Brief >> With nothing added or left out, output the listing that follows.

=== Records provided ===
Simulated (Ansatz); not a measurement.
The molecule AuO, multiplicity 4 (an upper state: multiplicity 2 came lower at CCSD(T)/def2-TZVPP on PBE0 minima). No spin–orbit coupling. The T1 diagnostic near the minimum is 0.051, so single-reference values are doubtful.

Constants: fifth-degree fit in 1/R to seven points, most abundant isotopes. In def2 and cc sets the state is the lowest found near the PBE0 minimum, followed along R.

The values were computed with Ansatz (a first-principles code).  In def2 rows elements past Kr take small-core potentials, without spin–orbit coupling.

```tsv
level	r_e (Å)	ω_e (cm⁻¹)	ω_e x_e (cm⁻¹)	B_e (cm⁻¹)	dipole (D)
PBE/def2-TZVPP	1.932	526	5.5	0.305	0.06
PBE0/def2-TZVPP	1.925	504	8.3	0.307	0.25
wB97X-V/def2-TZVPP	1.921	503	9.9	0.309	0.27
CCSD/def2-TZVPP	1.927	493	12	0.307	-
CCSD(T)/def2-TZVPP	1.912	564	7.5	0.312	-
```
===

Exercise output >>
Simulated (Ansatz); not a measurement.
The molecule AuO, multiplicity 4 (an upper state: multiplicity 2 came lower at CCSD(T)/def2-TZVPP on PBE0 minima). No spin–orbit coupling. The T1 diagnostic near the minimum is 0.051, so single-reference values are doubtful.

Constants: fifth-degree fit in 1/R to seven points, most abundant isotopes. In def2 and cc sets the state is the lowest found near the PBE0 minimum, followed along R.

The values were computed with Ansatz (a first-principles code).  In def2 rows elements past Kr take small-core potentials, without spin–orbit coupling.

```tsv
level	r_e (Å)	ω_e (cm⁻¹)	ω_e x_e (cm⁻¹)	B_e (cm⁻¹)	dipole (D)
PBE/def2-TZVPP	1.932	526	5.5	0.305	0.06
PBE0/def2-TZVPP	1.925	504	8.3	0.307	0.25
wB97X-V/def2-TZVPP	1.921	503	9.9	0.309	0.27
CCSD/def2-TZVPP	1.927	493	12	0.307	-
CCSD(T)/def2-TZVPP	1.912	564	7.5	0.312	-
```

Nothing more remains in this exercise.